• Activity: Lines from the beginning of the entries up to and including the one with "Caveats: some runs" must be duplicated word for word; leave out all others.

• Data shown:
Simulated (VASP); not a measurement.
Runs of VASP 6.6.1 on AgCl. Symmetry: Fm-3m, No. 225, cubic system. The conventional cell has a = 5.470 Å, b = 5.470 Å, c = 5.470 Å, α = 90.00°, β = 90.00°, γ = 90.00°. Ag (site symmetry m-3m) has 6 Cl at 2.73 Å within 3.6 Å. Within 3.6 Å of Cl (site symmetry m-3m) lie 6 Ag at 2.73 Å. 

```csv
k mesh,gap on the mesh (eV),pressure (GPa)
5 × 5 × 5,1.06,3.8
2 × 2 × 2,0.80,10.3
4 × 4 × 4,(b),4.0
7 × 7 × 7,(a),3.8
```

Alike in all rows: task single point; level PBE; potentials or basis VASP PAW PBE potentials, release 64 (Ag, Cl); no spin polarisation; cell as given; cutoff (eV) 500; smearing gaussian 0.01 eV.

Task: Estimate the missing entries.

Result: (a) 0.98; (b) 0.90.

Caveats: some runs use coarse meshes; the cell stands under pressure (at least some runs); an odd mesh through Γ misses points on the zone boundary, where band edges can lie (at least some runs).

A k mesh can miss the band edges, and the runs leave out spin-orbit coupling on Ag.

• Exercise solution:
Simulated (VASP); not a measurement.
Runs of VASP 6.6.1 on AgCl. Symmetry: Fm-3m, No. 225, cubic system. The conventional cell has a = 5.470 Å, b = 5.470 Å, c = 5.470 Å, α = 90.00°, β = 90.00°, γ = 90.00°. Ag (site symmetry m-3m) has 6 Cl at 2.73 Å within 3.6 Å. Within 3.6 Å of Cl (site symmetry m-3m) lie 6 Ag at 2.73 Å. 

```csv
k mesh,gap on the mesh (eV),pressure (GPa)
5 × 5 × 5,1.06,3.8
2 × 2 × 2,0.80,10.3
4 × 4 × 4,(b),4.0
7 × 7 × 7,(a),3.8
```

Alike in all rows: task single point; level PBE; potentials or basis VASP PAW PBE potentials, release 64 (Ag, Cl); no spin polarisation; cell as given; cutoff (eV) 500; smearing gaussian 0.01 eV.

Task: Estimate the missing entries.

Result: (a) 0.98; (b) 0.90.

Caveats: some runs use coarse meshes; the cell stands under pressure (at least some runs); an odd mesh through Γ misses points on the zone boundary, where band edges can lie (at least some runs).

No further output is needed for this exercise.